Provided material.
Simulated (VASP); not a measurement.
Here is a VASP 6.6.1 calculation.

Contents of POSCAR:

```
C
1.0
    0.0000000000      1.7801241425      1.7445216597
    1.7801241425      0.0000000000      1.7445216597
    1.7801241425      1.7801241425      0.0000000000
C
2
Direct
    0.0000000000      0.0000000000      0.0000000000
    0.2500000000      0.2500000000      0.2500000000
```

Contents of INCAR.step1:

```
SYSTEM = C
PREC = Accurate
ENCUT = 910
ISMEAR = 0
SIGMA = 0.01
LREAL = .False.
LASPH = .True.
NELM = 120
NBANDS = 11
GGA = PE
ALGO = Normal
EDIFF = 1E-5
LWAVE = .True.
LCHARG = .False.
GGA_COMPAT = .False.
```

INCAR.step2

Required action.
Down to the final line, write out all of the material exactly.

Written answer.
Simulated (VASP); not a measurement.
Here is a VASP 6.6.1 calculation.

Contents of POSCAR:

```
C
1.0
    0.0000000000      1.7801241425      1.7445216597
    1.7801241425      0.0000000000      1.7445216597
    1.7801241425      1.7801241425      0.0000000000
C
2
Direct
    0.0000000000      0.0000000000      0.0000000000
    0.2500000000      0.2500000000      0.2500000000
```

Contents of INCAR.step1:

```
SYSTEM = C
PREC = Accurate
ENCUT = 910
ISMEAR = 0
SIGMA = 0.01
LREAL = .False.
LASPH = .True.
NELM = 120
NBANDS = 11
GGA = PE
ALGO = Normal
EDIFF = 1E-5
LWAVE = .True.
LCHARG = .False.
GGA_COMPAT = .False.
```

INCAR.step2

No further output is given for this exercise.